-- -- --
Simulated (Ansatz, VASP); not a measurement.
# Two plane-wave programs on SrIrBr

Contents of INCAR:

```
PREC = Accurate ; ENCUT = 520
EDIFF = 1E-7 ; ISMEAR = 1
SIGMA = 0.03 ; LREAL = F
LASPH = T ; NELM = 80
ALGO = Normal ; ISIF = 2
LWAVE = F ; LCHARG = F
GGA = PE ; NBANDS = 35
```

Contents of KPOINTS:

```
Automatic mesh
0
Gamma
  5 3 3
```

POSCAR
-- -- --

## WORK ITEM
All of the material must be given again exactly.

## WRITTEN SOLUTION
Simulated (Ansatz, VASP); not a measurement.
# Two plane-wave programs on SrIrBr

Contents of INCAR:

```
PREC = Accurate ; ENCUT = 520
EDIFF = 1E-7 ; ISMEAR = 1
SIGMA = 0.03 ; LREAL = F
LASPH = T ; NELM = 80
ALGO = Normal ; ISIF = 2
LWAVE = F ; LCHARG = F
GGA = PE ; NBANDS = 35
```

Contents of KPOINTS:

```
Automatic mesh
0
Gamma
  5 3 3
```

POSCAR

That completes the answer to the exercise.